Information given Block Start
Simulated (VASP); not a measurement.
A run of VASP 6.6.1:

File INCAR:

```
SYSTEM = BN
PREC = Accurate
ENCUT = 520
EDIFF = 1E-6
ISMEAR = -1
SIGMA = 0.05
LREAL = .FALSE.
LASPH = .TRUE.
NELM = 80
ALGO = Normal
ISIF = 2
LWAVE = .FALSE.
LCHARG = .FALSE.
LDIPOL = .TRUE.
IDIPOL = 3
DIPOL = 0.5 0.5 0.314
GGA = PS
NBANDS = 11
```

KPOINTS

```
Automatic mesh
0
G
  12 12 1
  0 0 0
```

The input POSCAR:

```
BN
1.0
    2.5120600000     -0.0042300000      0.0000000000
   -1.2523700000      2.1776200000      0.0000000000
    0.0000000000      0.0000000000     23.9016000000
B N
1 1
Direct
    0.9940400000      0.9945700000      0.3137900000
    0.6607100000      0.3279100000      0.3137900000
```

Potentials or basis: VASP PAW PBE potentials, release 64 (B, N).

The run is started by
Information given Block End

_Work task_. Write the records out once more, exactly as shown.

_Reply_.
Simulated (VASP); not a measurement.
A run of VASP 6.6.1:

File INCAR:

```
SYSTEM = BN
PREC = Accurate
ENCUT = 520
EDIFF = 1E-6
ISMEAR = -1
SIGMA = 0.05
LREAL = .FALSE.
LASPH = .TRUE.
NELM = 80
ALGO = Normal
ISIF = 2
LWAVE = .FALSE.
LCHARG = .FALSE.
LDIPOL = .TRUE.
IDIPOL = 3
DIPOL = 0.5 0.5 0.314
GGA = PS
NBANDS = 11
```

KPOINTS

```
Automatic mesh
0
G
  12 12 1
  0 0 0
```

The input POSCAR:

```
BN
1.0
    2.5120600000     -0.0042300000      0.0000000000
   -1.2523700000      2.1776200000      0.0000000000
    0.0000000000      0.0000000000     23.9016000000
B N
1 1
Direct
    0.9940400000      0.9945700000      0.3137900000
    0.6607100000      0.3279100000      0.3137900000
```

Potentials or basis: VASP PAW PBE potentials, release 64 (B, N).

The run is started by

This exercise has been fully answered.